▸ **Work instruction**:
Print out the entries that follow exactly, missing none.

▸ **Entries provided**:
:::::
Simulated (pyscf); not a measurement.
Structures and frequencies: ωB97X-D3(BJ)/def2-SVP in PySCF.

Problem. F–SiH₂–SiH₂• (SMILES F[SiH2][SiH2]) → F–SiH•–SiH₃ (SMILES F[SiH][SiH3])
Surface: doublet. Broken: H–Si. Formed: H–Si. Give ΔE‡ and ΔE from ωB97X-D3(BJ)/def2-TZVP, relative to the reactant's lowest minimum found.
:::::

▸ **Exercise response**:
Simulated (pyscf); not a measurement.
Structures and frequencies: ωB97X-D3(BJ)/def2-SVP in PySCF.

Problem. F–SiH₂–SiH₂• (SMILES F[SiH2][SiH2]) → F–SiH•–SiH₃ (SMILES F[SiH][SiH3])
Surface: doublet. Broken: H–Si. Formed: H–Si. Give ΔE‡ and ΔE from ωB97X-D3(BJ)/def2-TZVP, relative to the reactant's lowest minimum found.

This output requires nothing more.